● ● ● ● ● ● ●

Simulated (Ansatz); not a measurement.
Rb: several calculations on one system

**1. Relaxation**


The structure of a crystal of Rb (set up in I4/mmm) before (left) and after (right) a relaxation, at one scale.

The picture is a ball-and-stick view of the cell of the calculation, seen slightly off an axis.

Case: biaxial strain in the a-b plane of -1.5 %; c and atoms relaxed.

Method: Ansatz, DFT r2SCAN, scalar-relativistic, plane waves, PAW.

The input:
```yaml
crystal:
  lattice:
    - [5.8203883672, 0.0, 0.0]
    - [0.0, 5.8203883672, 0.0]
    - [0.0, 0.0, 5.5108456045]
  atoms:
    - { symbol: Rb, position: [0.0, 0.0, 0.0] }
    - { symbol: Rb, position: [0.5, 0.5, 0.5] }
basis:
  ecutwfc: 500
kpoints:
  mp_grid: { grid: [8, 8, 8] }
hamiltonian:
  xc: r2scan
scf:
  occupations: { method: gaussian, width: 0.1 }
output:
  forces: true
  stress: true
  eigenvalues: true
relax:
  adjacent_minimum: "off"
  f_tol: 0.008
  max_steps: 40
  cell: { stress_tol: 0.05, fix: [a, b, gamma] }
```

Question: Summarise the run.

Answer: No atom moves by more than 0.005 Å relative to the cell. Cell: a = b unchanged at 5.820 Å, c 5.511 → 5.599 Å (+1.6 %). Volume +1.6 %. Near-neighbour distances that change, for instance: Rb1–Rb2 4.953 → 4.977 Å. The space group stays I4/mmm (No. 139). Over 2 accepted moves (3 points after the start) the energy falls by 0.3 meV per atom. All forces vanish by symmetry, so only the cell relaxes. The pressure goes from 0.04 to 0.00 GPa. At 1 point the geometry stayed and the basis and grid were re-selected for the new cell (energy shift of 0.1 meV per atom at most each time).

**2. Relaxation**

● ● ● ● ● ● ●

All lines from the beginning of the listing through the one with "Question: Summarise the run." are to be restated word for word, and only those.

Simulated (Ansatz); not a measurement.
Rb: several calculations on one system

**1. Relaxation**


The structure of a crystal of Rb (set up in I4/mmm) before (left) and after (right) a relaxation, at one scale.

The picture is a ball-and-stick view of the cell of the calculation, seen slightly off an axis.

Case: biaxial strain in the a-b plane of -1.5 %; c and atoms relaxed.

Method: Ansatz, DFT r2SCAN, scalar-relativistic, plane waves, PAW.

The input:
```yaml
crystal:
  lattice:
    - [5.8203883672, 0.0, 0.0]
    - [0.0, 5.8203883672, 0.0]
    - [0.0, 0.0, 5.5108456045]
  atoms:
    - { symbol: Rb, position: [0.0, 0.0, 0.0] }
    - { symbol: Rb, position: [0.5, 0.5, 0.5] }
basis:
  ecutwfc: 500
kpoints:
  mp_grid: { grid: [8, 8, 8] }
hamiltonian:
  xc: r2scan
scf:
  occupations: { method: gaussian, width: 0.1 }
output:
  forces: true
  stress: true
  eigenvalues: true
relax:
  adjacent_minimum: "off"
  f_tol: 0.008
  max_steps: 40
  cell: { stress_tol: 0.05, fix: [a, b, gamma] }
```

Question: Summarise the run.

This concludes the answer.